INFORMATION GIVEN ->
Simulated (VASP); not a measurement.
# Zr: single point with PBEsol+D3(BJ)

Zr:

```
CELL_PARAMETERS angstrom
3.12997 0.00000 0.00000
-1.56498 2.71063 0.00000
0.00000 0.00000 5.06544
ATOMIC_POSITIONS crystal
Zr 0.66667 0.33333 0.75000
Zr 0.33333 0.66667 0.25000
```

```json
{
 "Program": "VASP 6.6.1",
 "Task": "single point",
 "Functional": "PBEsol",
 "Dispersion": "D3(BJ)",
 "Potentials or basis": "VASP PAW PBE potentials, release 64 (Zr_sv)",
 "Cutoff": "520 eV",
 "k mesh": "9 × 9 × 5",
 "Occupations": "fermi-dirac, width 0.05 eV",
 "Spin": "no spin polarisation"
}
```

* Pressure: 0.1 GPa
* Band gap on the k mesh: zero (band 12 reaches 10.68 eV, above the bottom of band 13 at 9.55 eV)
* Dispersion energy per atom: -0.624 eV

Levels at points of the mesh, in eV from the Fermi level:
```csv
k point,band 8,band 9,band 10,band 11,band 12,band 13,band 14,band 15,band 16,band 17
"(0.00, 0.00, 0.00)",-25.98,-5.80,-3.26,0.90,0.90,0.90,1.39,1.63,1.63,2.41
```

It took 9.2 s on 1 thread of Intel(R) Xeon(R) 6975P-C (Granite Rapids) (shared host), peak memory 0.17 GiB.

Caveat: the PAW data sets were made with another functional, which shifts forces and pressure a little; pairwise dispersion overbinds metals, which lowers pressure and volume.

ASSIGNMENT -> Using the entries above, give back exactly the line containing "atom: -0.624 eV", the line containing "It took 9.2", and every line between them, and nothing else.

YOUR RESPONSE ->
* Dispersion energy per atom: -0.624 eV

Levels at points of the mesh, in eV from the Fermi level:
```csv
k point,band 8,band 9,band 10,band 11,band 12,band 13,band 14,band 15,band 16,band 17
"(0.00, 0.00, 0.00)",-25.98,-5.80,-3.26,0.90,0.90,0.90,1.39,1.63,1.63,2.41
```

It took 9.2 s on 1 thread of Intel(R) Xeon(R) 6975P-C (Granite Rapids) (shared host), peak memory 0.17 GiB.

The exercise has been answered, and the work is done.